REQUIRED ACTION
Whatever appears in the listing must be reproduced exactly.

▼

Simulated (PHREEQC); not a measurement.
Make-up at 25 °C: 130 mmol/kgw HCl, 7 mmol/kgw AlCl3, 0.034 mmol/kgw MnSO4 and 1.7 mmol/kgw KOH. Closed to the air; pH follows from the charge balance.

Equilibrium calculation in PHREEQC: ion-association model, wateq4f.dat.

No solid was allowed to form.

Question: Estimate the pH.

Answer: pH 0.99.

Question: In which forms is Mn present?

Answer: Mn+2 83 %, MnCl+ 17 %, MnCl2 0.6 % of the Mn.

▲

RESPONSE AREA
Simulated (PHREEQC); not a measurement.
Make-up at 25 °C: 130 mmol/kgw HCl, 7 mmol/kgw AlCl3, 0.034 mmol/kgw MnSO4 and 1.7 mmol/kgw KOH. Closed to the air; pH follows from the charge balance.

Equilibrium calculation in PHREEQC: ion-association model, wateq4f.dat.

No solid was allowed to form.

Question: Estimate the pH.

Answer: pH 0.99.

Question: In which forms is Mn present?

Answer: Mn+2 83 %, MnCl+ 17 %, MnCl2 0.6 % of the Mn.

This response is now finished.